__Required action__
Somewhere below is a line with "The run is started by" and, later, a line with "Valence density, planar mean against"; repeat those two lines and all the lines between them, exactly as they are.

START Material provided

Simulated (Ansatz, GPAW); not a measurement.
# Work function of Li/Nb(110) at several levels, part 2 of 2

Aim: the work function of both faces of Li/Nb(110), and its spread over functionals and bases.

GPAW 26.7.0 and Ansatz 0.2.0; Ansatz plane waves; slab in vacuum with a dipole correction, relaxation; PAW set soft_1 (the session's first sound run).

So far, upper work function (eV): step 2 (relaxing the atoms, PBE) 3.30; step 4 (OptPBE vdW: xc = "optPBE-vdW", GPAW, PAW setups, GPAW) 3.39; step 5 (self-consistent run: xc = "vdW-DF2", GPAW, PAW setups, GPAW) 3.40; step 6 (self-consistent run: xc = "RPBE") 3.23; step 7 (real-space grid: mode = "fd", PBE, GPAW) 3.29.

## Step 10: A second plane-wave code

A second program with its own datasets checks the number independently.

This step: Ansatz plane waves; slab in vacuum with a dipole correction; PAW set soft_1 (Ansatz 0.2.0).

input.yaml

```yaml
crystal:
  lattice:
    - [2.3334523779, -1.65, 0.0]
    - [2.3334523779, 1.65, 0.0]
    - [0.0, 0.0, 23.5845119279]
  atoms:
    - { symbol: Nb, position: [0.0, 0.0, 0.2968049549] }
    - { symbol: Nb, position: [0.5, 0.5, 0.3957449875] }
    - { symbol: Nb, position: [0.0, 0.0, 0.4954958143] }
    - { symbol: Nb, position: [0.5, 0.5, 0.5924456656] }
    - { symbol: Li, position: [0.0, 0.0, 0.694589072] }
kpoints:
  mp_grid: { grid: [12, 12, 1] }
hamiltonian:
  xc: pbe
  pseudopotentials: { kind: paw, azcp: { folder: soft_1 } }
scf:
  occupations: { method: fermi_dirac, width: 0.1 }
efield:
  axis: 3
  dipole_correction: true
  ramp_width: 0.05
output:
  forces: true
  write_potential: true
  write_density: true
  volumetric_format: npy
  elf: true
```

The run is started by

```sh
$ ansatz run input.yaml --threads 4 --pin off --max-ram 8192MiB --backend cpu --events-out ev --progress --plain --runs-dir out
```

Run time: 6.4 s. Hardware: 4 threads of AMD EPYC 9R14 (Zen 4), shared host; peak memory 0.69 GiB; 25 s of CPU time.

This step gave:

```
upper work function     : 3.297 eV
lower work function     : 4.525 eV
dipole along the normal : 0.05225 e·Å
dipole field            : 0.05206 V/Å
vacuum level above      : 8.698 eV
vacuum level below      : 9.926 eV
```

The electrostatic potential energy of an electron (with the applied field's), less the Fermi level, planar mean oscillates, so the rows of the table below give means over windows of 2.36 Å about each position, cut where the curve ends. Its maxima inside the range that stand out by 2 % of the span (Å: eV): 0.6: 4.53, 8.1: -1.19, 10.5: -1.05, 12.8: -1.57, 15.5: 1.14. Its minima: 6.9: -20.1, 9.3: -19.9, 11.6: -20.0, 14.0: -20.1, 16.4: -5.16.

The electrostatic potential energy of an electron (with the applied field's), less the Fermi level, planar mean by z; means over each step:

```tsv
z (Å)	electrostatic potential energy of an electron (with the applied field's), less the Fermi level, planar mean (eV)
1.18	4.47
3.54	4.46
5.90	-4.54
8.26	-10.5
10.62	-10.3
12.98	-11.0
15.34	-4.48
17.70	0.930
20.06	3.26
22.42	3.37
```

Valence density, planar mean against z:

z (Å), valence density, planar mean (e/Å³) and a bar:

END Material provided

__Exercise answer__
The run is started by

```sh
$ ansatz run input.yaml --threads 4 --pin off --max-ram 8192MiB --backend cpu --events-out ev --progress --plain --runs-dir out
```

Run time: 6.4 s. Hardware: 4 threads of AMD EPYC 9R14 (Zen 4), shared host; peak memory 0.69 GiB; 25 s of CPU time.

This step gave:

```
upper work function     : 3.297 eV
lower work function     : 4.525 eV
dipole along the normal : 0.05225 e·Å
dipole field            : 0.05206 V/Å
vacuum level above      : 8.698 eV
vacuum level below      : 9.926 eV
```

The electrostatic potential energy of an electron (with the applied field's), less the Fermi level, planar mean oscillates, so the rows of the table below give means over windows of 2.36 Å about each position, cut where the curve ends. Its maxima inside the range that stand out by 2 % of the span (Å: eV): 0.6: 4.53, 8.1: -1.19, 10.5: -1.05, 12.8: -1.57, 15.5: 1.14. Its minima: 6.9: -20.1, 9.3: -19.9, 11.6: -20.0, 14.0: -20.1, 16.4: -5.16.

The electrostatic potential energy of an electron (with the applied field's), less the Fermi level, planar mean by z; means over each step:

```tsv
z (Å)	electrostatic potential energy of an electron (with the applied field's), less the Fermi level, planar mean (eV)
1.18	4.47
3.54	4.46
5.90	-4.54
8.26	-10.5
10.62	-10.3
12.98	-11.0
15.34	-4.48
17.70	0.930
20.06	3.26
22.42	3.37
```

Valence density, planar mean against z:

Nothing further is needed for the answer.